=== Raw data ===

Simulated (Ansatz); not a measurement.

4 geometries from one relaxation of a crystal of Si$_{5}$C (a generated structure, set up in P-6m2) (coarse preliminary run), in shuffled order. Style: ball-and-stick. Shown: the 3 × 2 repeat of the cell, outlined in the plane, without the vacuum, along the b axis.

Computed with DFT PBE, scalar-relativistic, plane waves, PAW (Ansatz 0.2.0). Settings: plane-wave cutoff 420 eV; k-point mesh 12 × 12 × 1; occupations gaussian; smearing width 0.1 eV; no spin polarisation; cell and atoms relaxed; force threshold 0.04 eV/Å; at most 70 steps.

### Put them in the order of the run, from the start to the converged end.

===

_Work order_.
Copy out the listing above, line by line and exactly, from its first line to the line holding "Computed with DFT", inclusive.

_Task solution_.
Simulated (Ansatz); not a measurement.

4 geometries from one relaxation of a crystal of Si$_{5}$C (a generated structure, set up in P-6m2) (coarse preliminary run), in shuffled order. Style: ball-and-stick. Shown: the 3 × 2 repeat of the cell, outlined in the plane, without the vacuum, along the b axis.

Computed with DFT PBE, scalar-relativistic, plane waves, PAW (Ansatz 0.2.0). Settings: plane-wave cutoff 420 eV; k-point mesh 12 × 12 × 1; occupations gaussian; smearing width 0.1 eV; no spin polarisation; cell and atoms relaxed; force threshold 0.04 eV/Å; at most 70 steps.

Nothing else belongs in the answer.